Supplied information =>
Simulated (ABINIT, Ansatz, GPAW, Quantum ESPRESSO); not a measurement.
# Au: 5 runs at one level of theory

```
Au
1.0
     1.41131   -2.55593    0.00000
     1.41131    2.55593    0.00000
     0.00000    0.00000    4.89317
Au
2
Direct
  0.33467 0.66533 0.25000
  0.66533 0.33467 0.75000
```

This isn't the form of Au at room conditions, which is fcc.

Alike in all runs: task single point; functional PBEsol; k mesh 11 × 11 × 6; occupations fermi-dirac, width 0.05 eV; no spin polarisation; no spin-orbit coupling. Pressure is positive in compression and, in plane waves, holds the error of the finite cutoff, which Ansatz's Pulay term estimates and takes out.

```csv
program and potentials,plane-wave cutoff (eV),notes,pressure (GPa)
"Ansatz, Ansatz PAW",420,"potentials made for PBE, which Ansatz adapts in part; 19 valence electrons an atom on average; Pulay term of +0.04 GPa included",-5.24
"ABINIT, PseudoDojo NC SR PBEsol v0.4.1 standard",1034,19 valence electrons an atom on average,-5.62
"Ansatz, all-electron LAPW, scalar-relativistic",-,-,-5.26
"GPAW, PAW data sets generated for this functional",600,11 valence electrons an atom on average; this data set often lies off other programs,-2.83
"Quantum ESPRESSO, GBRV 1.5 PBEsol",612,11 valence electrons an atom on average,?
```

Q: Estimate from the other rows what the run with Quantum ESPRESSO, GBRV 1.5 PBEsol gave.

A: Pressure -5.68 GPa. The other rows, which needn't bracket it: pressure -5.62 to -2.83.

Work task => Above are the records; copy all of them exactly.

Response box =>
Simulated (ABINIT, Ansatz, GPAW, Quantum ESPRESSO); not a measurement.
# Au: 5 runs at one level of theory

```
Au
1.0
     1.41131   -2.55593    0.00000
     1.41131    2.55593    0.00000
     0.00000    0.00000    4.89317
Au
2
Direct
  0.33467 0.66533 0.25000
  0.66533 0.33467 0.75000
```

This isn't the form of Au at room conditions, which is fcc.

Alike in all runs: task single point; functional PBEsol; k mesh 11 × 11 × 6; occupations fermi-dirac, width 0.05 eV; no spin polarisation; no spin-orbit coupling. Pressure is positive in compression and, in plane waves, holds the error of the finite cutoff, which Ansatz's Pulay term estimates and takes out.

```csv
program and potentials,plane-wave cutoff (eV),notes,pressure (GPa)
"Ansatz, Ansatz PAW",420,"potentials made for PBE, which Ansatz adapts in part; 19 valence electrons an atom on average; Pulay term of +0.04 GPa included",-5.24
"ABINIT, PseudoDojo NC SR PBEsol v0.4.1 standard",1034,19 valence electrons an atom on average,-5.62
"Ansatz, all-electron LAPW, scalar-relativistic",-,-,-5.26
"GPAW, PAW data sets generated for this functional",600,11 valence electrons an atom on average; this data set often lies off other programs,-2.83
"Quantum ESPRESSO, GBRV 1.5 PBEsol",612,11 valence electrons an atom on average,?
```

Q: Estimate from the other rows what the run with Quantum ESPRESSO, GBRV 1.5 PBEsol gave.

A: Pressure -5.68 GPa. The other rows, which needn't bracket it: pressure -5.62 to -2.83.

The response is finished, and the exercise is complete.